● **WORK ORDER**
Everything from the first line of the entries through the line containing "# Single-point calculation" is to be retyped exactly, and nothing beyond it.

● **SUPPLIED DATA**
================================

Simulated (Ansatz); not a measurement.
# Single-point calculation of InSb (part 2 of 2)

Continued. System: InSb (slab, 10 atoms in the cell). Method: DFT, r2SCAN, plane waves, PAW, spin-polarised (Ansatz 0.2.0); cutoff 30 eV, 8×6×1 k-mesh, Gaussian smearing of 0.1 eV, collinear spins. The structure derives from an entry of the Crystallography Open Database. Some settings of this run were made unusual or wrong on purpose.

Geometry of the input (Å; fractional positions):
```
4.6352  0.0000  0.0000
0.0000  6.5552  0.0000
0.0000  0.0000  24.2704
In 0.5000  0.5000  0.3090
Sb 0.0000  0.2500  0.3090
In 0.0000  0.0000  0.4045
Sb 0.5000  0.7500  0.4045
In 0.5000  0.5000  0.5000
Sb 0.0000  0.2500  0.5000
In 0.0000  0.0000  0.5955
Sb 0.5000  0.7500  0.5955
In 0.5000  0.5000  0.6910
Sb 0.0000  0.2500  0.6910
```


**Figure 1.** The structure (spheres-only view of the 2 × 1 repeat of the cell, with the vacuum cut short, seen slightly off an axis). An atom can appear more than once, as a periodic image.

================================

● **PROBLEM SOLUTION**
Simulated (Ansatz); not a measurement.
# Single-point calculation of InSb (part 2 of 2)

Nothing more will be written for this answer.